*** DATASET EXTRACT ***

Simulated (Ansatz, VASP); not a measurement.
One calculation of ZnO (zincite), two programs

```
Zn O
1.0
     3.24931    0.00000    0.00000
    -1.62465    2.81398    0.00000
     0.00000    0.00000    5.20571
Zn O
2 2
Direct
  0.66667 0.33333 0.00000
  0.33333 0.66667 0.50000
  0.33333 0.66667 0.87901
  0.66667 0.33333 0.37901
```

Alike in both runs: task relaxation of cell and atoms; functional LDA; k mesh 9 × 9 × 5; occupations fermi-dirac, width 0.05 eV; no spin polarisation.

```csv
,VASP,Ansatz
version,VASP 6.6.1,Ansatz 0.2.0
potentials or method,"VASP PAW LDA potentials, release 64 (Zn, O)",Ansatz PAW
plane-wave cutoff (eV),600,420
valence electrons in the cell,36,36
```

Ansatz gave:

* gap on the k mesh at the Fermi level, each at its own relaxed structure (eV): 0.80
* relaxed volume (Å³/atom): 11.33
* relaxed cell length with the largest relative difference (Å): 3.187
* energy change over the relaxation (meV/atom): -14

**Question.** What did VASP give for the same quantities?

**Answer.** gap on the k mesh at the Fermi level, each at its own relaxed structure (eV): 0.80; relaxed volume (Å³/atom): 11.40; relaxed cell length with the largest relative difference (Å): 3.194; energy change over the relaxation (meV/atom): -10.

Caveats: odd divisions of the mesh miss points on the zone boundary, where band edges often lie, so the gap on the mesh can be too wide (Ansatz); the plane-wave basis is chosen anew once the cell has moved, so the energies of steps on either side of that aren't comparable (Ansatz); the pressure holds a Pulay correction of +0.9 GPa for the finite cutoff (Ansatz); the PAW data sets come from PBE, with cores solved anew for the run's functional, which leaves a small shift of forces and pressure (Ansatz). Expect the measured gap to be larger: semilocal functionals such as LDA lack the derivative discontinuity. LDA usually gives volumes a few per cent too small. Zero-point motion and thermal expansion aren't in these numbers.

*** End of DATASET EXTRACT ***

• _WORK REQUEST_
Retype only the stretch of lines above starting at the one with "volume (Å³/atom): 11.33" and stopping at the one with "the same quantities?", exactly as written, with both kept.

• _EXPECTED ANSWER_
* relaxed volume (Å³/atom): 11.33
* relaxed cell length with the largest relative difference (Å): 3.187
* energy change over the relaxation (meV/atom): -14

**Question.** What did VASP give for the same quantities?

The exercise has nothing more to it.